Extracted records:
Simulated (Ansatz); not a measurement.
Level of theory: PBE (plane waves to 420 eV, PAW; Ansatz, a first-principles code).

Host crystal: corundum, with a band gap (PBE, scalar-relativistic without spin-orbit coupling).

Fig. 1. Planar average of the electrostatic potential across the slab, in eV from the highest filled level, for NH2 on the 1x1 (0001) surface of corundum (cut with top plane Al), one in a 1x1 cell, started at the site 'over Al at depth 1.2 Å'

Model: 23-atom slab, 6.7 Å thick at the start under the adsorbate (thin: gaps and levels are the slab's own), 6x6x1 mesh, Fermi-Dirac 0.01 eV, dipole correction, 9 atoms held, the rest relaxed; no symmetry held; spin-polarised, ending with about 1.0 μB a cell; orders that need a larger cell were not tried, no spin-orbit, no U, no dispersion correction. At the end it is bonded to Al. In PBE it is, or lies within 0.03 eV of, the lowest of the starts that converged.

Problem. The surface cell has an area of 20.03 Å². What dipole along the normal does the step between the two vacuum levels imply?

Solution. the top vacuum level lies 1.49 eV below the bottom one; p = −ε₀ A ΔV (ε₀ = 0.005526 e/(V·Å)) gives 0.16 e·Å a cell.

Work request:
Of the entries above, repeat exactly the lines from the line with "Model: 23-atom slab, 6.7" through the line with "Problem. The surface", both of them included.

Answer section:
Model: 23-atom slab, 6.7 Å thick at the start under the adsorbate (thin: gaps and levels are the slab's own), 6x6x1 mesh, Fermi-Dirac 0.01 eV, dipole correction, 9 atoms held, the rest relaxed; no symmetry held; spin-polarised, ending with about 1.0 μB a cell; orders that need a larger cell were not tried, no spin-orbit, no U, no dispersion correction. At the end it is bonded to Al. In PBE it is, or lies within 0.03 eV of, the lowest of the starts that converged.

Problem. The surface cell has an area of 20.03 Å². What dipole along the normal does the step between the two vacuum levels imply?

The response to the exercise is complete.